§ §

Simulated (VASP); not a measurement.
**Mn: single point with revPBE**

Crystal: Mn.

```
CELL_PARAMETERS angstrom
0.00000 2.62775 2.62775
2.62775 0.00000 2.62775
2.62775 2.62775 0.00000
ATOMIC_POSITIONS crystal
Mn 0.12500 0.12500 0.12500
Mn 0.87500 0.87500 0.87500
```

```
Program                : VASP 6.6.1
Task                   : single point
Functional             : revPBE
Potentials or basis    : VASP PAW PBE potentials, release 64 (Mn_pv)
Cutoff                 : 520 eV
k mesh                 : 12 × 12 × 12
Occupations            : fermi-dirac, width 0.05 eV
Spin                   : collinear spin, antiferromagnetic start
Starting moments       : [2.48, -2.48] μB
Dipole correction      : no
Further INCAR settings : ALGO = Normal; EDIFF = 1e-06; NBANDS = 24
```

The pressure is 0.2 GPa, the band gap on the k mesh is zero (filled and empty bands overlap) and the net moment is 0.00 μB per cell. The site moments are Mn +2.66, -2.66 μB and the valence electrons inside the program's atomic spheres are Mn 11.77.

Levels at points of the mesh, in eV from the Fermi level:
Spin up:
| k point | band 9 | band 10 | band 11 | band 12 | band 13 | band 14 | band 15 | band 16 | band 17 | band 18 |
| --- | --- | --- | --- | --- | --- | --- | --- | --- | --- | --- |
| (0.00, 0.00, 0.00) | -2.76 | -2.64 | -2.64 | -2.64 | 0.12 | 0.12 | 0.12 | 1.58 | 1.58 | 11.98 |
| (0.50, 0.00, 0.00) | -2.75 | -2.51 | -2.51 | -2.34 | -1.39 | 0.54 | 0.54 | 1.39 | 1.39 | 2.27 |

§ §

> Required action: Return every record above exactly, line by line.

> Task result:
Simulated (VASP); not a measurement.
**Mn: single point with revPBE**

Crystal: Mn.

```
CELL_PARAMETERS angstrom
0.00000 2.62775 2.62775
2.62775 0.00000 2.62775
2.62775 2.62775 0.00000
ATOMIC_POSITIONS crystal
Mn 0.12500 0.12500 0.12500
Mn 0.87500 0.87500 0.87500
```

```
Program                : VASP 6.6.1
Task                   : single point
Functional             : revPBE
Potentials or basis    : VASP PAW PBE potentials, release 64 (Mn_pv)
Cutoff                 : 520 eV
k mesh                 : 12 × 12 × 12
Occupations            : fermi-dirac, width 0.05 eV
Spin                   : collinear spin, antiferromagnetic start
Starting moments       : [2.48, -2.48] μB
Dipole correction      : no
Further INCAR settings : ALGO = Normal; EDIFF = 1e-06; NBANDS = 24
```

The pressure is 0.2 GPa, the band gap on the k mesh is zero (filled and empty bands overlap) and the net moment is 0.00 μB per cell. The site moments are Mn +2.66, -2.66 μB and the valence electrons inside the program's atomic spheres are Mn 11.77.

Levels at points of the mesh, in eV from the Fermi level:
Spin up:
| k point | band 9 | band 10 | band 11 | band 12 | band 13 | band 14 | band 15 | band 16 | band 17 | band 18 |
| --- | --- | --- | --- | --- | --- | --- | --- | --- | --- | --- |
| (0.00, 0.00, 0.00) | -2.76 | -2.64 | -2.64 | -2.64 | 0.12 | 0.12 | 0.12 | 1.58 | 1.58 | 11.98 |
| (0.50, 0.00, 0.00) | -2.75 | -2.51 | -2.51 | -2.34 | -1.39 | 0.54 | 0.54 | 1.39 | 1.39 | 2.27 |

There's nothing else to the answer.